## DATASET ENTRIES
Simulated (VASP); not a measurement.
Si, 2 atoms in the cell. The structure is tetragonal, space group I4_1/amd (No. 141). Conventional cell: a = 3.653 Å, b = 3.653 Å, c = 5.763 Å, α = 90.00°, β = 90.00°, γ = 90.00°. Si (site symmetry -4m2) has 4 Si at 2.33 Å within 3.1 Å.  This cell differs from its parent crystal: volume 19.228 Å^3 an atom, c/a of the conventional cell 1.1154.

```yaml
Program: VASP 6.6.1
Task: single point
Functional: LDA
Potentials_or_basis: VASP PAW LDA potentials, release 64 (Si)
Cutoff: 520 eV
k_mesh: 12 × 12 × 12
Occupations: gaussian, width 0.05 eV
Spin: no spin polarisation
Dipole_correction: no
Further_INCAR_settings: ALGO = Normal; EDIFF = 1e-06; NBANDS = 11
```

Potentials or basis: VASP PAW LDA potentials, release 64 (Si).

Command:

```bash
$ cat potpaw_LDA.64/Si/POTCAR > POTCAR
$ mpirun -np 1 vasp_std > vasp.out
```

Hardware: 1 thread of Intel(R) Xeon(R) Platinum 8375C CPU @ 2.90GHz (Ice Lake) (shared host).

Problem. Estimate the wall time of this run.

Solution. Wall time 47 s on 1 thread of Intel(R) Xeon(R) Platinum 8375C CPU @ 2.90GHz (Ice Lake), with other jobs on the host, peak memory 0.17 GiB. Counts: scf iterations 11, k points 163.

## WORK REQUEST
From the first line of the data through the line with "Problem. Estimate the wall time of this run.", quote each line exactly and add nothing else.

## PROBLEM SOLUTION
Simulated (VASP); not a measurement.
Si, 2 atoms in the cell. The structure is tetragonal, space group I4_1/amd (No. 141). Conventional cell: a = 3.653 Å, b = 3.653 Å, c = 5.763 Å, α = 90.00°, β = 90.00°, γ = 90.00°. Si (site symmetry -4m2) has 4 Si at 2.33 Å within 3.1 Å.  This cell differs from its parent crystal: volume 19.228 Å^3 an atom, c/a of the conventional cell 1.1154.

```yaml
Program: VASP 6.6.1
Task: single point
Functional: LDA
Potentials_or_basis: VASP PAW LDA potentials, release 64 (Si)
Cutoff: 520 eV
k_mesh: 12 × 12 × 12
Occupations: gaussian, width 0.05 eV
Spin: no spin polarisation
Dipole_correction: no
Further_INCAR_settings: ALGO = Normal; EDIFF = 1e-06; NBANDS = 11
```

Potentials or basis: VASP PAW LDA potentials, release 64 (Si).

Command:

```bash
$ cat potpaw_LDA.64/Si/POTCAR > POTCAR
$ mpirun -np 1 vasp_std > vasp.out
```

Hardware: 1 thread of Intel(R) Xeon(R) Platinum 8375C CPU @ 2.90GHz (Ice Lake) (shared host).

Problem. Estimate the wall time of this run.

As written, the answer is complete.